** Listed records **
━━━━━━
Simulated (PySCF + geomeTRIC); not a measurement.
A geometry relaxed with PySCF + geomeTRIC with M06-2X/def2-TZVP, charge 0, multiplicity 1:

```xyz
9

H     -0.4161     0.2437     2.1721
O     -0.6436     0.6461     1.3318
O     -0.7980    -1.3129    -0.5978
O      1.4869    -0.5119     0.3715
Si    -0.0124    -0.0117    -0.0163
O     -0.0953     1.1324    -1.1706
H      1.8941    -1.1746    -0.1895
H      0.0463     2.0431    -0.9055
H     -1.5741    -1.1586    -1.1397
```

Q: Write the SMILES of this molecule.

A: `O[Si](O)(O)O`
━━━━━━

** Action item **
Return the whole listing, keeping every line exactly as it is.

** Written response **
Simulated (PySCF + geomeTRIC); not a measurement.
A geometry relaxed with PySCF + geomeTRIC with M06-2X/def2-TZVP, charge 0, multiplicity 1:

```xyz
9

H     -0.4161     0.2437     2.1721
O     -0.6436     0.6461     1.3318
O     -0.7980    -1.3129    -0.5978
O      1.4869    -0.5119     0.3715
Si    -0.0124    -0.0117    -0.0163
O     -0.0953     1.1324    -1.1706
H      1.8941    -1.1746    -0.1895
H      0.0463     2.0431    -0.9055
H     -1.5741    -1.1586    -1.1397
```

Q: Write the SMILES of this molecule.

A: `O[Si](O)(O)O`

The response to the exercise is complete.